Where the listing below reaches the line containing "Charge 0, multiplicity", start writing out lines exactly, and stop once the line containing "List the PBE/def2-TZVPP" has been written.

[Start of Attachment]

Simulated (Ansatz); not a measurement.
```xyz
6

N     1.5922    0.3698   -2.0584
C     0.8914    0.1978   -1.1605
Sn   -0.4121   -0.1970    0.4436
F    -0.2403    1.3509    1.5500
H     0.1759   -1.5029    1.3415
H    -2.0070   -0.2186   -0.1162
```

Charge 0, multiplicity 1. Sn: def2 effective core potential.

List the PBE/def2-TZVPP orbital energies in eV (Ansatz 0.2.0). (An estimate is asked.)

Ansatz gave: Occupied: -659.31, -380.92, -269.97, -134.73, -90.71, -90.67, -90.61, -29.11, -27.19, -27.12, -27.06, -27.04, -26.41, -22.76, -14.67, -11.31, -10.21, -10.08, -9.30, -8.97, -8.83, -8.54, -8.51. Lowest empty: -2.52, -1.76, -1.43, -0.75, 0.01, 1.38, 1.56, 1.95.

[End of Attachment]

# [Task response]
Charge 0, multiplicity 1. Sn: def2 effective core potential.

List the PBE/def2-TZVPP orbital energies in eV (Ansatz 0.2.0). (An estimate is asked.)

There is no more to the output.